[Work instruction]
Each line of the data below from the one holding "A. task band" to the one holding "Caveats: this is", inclusive, is to be reproduced exactly; no other line belongs in the answer.

━━━ Entries supplied

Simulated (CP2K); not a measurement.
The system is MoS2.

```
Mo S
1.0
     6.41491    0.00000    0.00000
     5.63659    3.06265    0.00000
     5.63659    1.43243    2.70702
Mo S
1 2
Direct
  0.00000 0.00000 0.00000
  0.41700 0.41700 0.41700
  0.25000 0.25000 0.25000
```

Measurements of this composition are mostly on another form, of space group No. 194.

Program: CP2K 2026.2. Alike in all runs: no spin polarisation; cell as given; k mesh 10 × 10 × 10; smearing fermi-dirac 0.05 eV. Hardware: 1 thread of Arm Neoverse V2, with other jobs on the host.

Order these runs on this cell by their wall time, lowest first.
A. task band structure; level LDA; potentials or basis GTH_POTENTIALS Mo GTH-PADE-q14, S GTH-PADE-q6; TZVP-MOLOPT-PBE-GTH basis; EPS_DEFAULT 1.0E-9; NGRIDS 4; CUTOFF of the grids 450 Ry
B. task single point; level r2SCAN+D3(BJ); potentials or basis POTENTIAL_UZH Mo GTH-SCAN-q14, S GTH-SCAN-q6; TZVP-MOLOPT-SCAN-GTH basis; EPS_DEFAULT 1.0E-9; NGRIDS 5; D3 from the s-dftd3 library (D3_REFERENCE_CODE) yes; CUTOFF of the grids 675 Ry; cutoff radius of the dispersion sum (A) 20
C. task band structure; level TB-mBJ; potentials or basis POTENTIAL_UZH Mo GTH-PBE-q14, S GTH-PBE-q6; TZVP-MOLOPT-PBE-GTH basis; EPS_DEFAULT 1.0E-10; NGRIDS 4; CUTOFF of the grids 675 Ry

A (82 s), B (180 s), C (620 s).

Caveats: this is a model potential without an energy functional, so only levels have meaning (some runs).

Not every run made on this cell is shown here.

━━━━━━

[Exercise result]
A. task band structure; level LDA; potentials or basis GTH_POTENTIALS Mo GTH-PADE-q14, S GTH-PADE-q6; TZVP-MOLOPT-PBE-GTH basis; EPS_DEFAULT 1.0E-9; NGRIDS 4; CUTOFF of the grids 450 Ry
B. task single point; level r2SCAN+D3(BJ); potentials or basis POTENTIAL_UZH Mo GTH-SCAN-q14, S GTH-SCAN-q6; TZVP-MOLOPT-SCAN-GTH basis; EPS_DEFAULT 1.0E-9; NGRIDS 5; D3 from the s-dftd3 library (D3_REFERENCE_CODE) yes; CUTOFF of the grids 675 Ry; cutoff radius of the dispersion sum (A) 20
C. task band structure; level TB-mBJ; potentials or basis POTENTIAL_UZH Mo GTH-PBE-q14, S GTH-PBE-q6; TZVP-MOLOPT-PBE-GTH basis; EPS_DEFAULT 1.0E-10; NGRIDS 4; CUTOFF of the grids 675 Ry

A (82 s), B (180 s), C (620 s).

Caveats: this is a model potential without an energy functional, so only levels have meaning (some runs).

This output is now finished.